Assignment. Each line from the start of the listing below through the line containing "Problem. Estimate Ansatz's values." should be reproduced exactly, with no others.

Exercise data.
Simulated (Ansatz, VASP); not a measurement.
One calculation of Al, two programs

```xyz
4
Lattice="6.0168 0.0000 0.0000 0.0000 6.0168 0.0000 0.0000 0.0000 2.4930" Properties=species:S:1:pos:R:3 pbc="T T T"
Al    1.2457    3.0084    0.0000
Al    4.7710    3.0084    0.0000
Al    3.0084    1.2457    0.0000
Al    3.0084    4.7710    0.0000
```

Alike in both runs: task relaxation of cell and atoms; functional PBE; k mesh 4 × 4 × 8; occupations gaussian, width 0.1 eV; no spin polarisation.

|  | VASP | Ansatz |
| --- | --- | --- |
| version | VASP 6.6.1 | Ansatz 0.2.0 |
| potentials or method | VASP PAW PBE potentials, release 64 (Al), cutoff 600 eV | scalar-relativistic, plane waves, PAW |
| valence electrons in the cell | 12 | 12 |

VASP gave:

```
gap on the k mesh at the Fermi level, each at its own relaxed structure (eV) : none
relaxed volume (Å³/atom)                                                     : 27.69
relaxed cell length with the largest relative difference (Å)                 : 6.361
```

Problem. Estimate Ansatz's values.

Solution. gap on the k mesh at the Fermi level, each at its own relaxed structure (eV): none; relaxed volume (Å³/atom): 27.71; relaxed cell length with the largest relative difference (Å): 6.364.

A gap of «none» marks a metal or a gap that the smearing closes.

Response box.
Simulated (Ansatz, VASP); not a measurement.
One calculation of Al, two programs

```xyz
4
Lattice="6.0168 0.0000 0.0000 0.0000 6.0168 0.0000 0.0000 0.0000 2.4930" Properties=species:S:1:pos:R:3 pbc="T T T"
Al    1.2457    3.0084    0.0000
Al    4.7710    3.0084    0.0000
Al    3.0084    1.2457    0.0000
Al    3.0084    4.7710    0.0000
```

Alike in both runs: task relaxation of cell and atoms; functional PBE; k mesh 4 × 4 × 8; occupations gaussian, width 0.1 eV; no spin polarisation.

|  | VASP | Ansatz |
| --- | --- | --- |
| version | VASP 6.6.1 | Ansatz 0.2.0 |
| potentials or method | VASP PAW PBE potentials, release 64 (Al), cutoff 600 eV | scalar-relativistic, plane waves, PAW |
| valence electrons in the cell | 12 | 12 |

VASP gave:

```
gap on the k mesh at the Fermi level, each at its own relaxed structure (eV) : none
relaxed volume (Å³/atom)                                                     : 27.69
relaxed cell length with the largest relative difference (Å)                 : 6.361
```

Problem. Estimate Ansatz's values.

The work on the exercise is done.